# Supplied entries:
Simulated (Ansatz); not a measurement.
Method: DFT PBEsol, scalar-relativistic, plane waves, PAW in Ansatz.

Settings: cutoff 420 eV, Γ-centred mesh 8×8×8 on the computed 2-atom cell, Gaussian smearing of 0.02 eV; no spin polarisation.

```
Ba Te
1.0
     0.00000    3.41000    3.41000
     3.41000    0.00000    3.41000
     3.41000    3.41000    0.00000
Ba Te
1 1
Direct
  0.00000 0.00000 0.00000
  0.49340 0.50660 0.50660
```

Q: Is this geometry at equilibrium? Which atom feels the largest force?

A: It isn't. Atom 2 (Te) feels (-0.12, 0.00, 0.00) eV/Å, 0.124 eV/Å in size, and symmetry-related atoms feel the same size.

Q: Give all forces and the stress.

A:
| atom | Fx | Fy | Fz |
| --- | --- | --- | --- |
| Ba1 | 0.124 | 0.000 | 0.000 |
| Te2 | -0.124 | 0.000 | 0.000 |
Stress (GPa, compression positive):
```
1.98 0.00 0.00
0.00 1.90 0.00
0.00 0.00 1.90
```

# Work task:
Write out the records above exactly as given.

# Written response:
Simulated (Ansatz); not a measurement.
Method: DFT PBEsol, scalar-relativistic, plane waves, PAW in Ansatz.

Settings: cutoff 420 eV, Γ-centred mesh 8×8×8 on the computed 2-atom cell, Gaussian smearing of 0.02 eV; no spin polarisation.

```
Ba Te
1.0
     0.00000    3.41000    3.41000
     3.41000    0.00000    3.41000
     3.41000    3.41000    0.00000
Ba Te
1 1
Direct
  0.00000 0.00000 0.00000
  0.49340 0.50660 0.50660
```

Q: Is this geometry at equilibrium? Which atom feels the largest force?

A: It isn't. Atom 2 (Te) feels (-0.12, 0.00, 0.00) eV/Å, 0.124 eV/Å in size, and symmetry-related atoms feel the same size.

Q: Give all forces and the stress.

A:
| atom | Fx | Fy | Fz |
| --- | --- | --- | --- |
| Ba1 | 0.124 | 0.000 | 0.000 |
| Te2 | -0.124 | 0.000 | 0.000 |
Stress (GPa, compression positive):
```
1.98 0.00 0.00
0.00 1.90 0.00
0.00 0.00 1.90
```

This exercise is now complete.